▶ INFORMATION GIVEN:
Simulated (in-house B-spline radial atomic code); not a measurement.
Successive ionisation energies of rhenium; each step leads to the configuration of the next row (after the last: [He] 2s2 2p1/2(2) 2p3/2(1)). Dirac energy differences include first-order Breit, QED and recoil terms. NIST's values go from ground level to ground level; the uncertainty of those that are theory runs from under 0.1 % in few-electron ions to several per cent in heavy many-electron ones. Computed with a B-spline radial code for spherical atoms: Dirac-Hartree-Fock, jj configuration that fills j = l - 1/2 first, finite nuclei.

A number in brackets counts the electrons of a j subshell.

▶ TASK ITEM: Begin with the first line of the listing above and write out each line exactly, ending with the line that contains "Successive ionisation energies".

▶ RESULT:
Simulated (in-house B-spline radial atomic code); not a measurement.
Successive ionisation energies of rhenium; each step leads to the configuration of the next row (after the last: [He] 2s2 2p1/2(2) 2p3/2(1)). Dirac energy differences include first-order Breit, QED and recoil terms. NIST's values go from ground level to ground level; the uncertainty of those that are theory runs from under 0.1 % in few-electron ions to several per cent in heavy many-electron ones. Computed with a B-spline radial code for spherical atoms: Dirac-Hartree-Fock, jj configuration that fills j = l - 1/2 first, finite nuclei.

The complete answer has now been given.